» TASK ITEM: Both the line below containing "System: Si⁺, configuration [Ne] 3s2 3p1." and the line containing "Energies in input", along with every line between them, should be repeated exactly; no other line belongs in the answer.

» RECORD EXTRACTS:

= Beginning of Section =

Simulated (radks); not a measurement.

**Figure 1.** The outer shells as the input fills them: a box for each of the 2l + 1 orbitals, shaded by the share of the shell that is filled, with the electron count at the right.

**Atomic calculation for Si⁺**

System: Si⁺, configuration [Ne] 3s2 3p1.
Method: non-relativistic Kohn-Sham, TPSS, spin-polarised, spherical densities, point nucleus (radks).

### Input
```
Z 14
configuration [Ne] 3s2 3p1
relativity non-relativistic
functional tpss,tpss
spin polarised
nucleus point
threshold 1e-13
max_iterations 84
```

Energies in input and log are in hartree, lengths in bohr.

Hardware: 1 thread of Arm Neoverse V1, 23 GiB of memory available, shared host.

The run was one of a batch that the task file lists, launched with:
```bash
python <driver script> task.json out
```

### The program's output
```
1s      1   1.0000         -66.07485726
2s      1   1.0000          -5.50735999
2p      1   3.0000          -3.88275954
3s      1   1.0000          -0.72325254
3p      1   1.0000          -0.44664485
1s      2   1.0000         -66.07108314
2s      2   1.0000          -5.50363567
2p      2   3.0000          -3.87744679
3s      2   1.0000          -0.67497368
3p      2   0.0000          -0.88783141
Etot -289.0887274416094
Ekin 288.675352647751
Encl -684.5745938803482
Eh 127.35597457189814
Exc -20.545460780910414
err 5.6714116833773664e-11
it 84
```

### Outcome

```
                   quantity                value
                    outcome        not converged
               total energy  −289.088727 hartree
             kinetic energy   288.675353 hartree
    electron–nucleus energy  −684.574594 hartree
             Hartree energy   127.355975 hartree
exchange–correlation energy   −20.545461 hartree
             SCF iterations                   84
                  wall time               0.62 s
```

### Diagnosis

= End of Section =

» TASK OUTPUT:
System: Si⁺, configuration [Ne] 3s2 3p1.
Method: non-relativistic Kohn-Sham, TPSS, spin-polarised, spherical densities, point nucleus (radks).

### Input
```
Z 14
configuration [Ne] 3s2 3p1
relativity non-relativistic
functional tpss,tpss
spin polarised
nucleus point
threshold 1e-13
max_iterations 84
```

Energies in input and log are in hartree, lengths in bohr.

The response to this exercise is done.